* _Dataset records_:
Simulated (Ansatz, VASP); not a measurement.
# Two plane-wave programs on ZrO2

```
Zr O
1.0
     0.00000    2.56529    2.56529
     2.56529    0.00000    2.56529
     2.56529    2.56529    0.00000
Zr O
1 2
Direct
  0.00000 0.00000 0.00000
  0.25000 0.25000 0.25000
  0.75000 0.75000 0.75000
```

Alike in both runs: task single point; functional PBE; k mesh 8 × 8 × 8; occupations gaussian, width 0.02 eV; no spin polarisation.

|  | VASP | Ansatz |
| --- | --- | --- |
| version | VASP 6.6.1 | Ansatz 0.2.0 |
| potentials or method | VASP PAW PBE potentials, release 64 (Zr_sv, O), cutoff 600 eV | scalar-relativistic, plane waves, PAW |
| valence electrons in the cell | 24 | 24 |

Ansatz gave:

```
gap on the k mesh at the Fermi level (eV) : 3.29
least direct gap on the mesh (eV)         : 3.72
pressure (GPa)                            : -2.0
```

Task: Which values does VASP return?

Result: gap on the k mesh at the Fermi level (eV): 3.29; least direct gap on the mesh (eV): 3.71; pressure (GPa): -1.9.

* _Assigned task_: Start at the first line of the entries above. Set down each line exactly through the one with "Task: Which values does VASP return?", and stop there.

* _Answer area_:
Simulated (Ansatz, VASP); not a measurement.
# Two plane-wave programs on ZrO2

```
Zr O
1.0
     0.00000    2.56529    2.56529
     2.56529    0.00000    2.56529
     2.56529    2.56529    0.00000
Zr O
1 2
Direct
  0.00000 0.00000 0.00000
  0.25000 0.25000 0.25000
  0.75000 0.75000 0.75000
```

Alike in both runs: task single point; functional PBE; k mesh 8 × 8 × 8; occupations gaussian, width 0.02 eV; no spin polarisation.

|  | VASP | Ansatz |
| --- | --- | --- |
| version | VASP 6.6.1 | Ansatz 0.2.0 |
| potentials or method | VASP PAW PBE potentials, release 64 (Zr_sv, O), cutoff 600 eV | scalar-relativistic, plane waves, PAW |
| valence electrons in the cell | 24 | 24 |

Ansatz gave:

```
gap on the k mesh at the Fermi level (eV) : 3.29
least direct gap on the mesh (eV)         : 3.72
pressure (GPa)                            : -2.0
```

Task: Which values does VASP return?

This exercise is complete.